########

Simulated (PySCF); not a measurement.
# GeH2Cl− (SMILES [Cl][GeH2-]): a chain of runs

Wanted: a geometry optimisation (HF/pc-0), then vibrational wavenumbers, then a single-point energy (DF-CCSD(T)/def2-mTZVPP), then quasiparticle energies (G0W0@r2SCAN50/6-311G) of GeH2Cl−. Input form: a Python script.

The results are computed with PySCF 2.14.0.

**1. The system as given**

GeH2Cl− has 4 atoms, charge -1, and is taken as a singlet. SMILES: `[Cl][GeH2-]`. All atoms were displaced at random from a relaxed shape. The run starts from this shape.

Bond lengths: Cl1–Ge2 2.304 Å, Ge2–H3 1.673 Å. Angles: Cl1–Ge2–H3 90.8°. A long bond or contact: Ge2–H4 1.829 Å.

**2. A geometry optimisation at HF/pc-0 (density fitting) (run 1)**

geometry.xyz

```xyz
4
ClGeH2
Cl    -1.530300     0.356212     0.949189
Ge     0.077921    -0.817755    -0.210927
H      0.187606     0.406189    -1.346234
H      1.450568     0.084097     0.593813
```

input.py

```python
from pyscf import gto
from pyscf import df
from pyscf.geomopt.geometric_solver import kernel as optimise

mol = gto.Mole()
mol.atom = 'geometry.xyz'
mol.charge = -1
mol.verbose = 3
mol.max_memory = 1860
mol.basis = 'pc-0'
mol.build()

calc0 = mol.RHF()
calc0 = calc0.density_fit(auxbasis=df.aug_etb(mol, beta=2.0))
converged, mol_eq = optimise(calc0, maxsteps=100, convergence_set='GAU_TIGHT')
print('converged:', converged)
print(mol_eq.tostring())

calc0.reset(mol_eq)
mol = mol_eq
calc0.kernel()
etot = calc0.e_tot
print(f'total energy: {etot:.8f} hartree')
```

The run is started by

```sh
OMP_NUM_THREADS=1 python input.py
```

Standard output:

########

▶ BRIEF:
Repeat every line of the data word for word until you have repeated the line that contains "GeH2Cl− has 4", which is the last one to include.

▶ ANSWER AREA:
Simulated (PySCF); not a measurement.
# GeH2Cl− (SMILES [Cl][GeH2-]): a chain of runs

Wanted: a geometry optimisation (HF/pc-0), then vibrational wavenumbers, then a single-point energy (DF-CCSD(T)/def2-mTZVPP), then quasiparticle energies (G0W0@r2SCAN50/6-311G) of GeH2Cl−. Input form: a Python script.

The results are computed with PySCF 2.14.0.

**1. The system as given**

GeH2Cl− has 4 atoms, charge -1, and is taken as a singlet. SMILES: `[Cl][GeH2-]`. All atoms were displaced at random from a relaxed shape. The run starts from this shape.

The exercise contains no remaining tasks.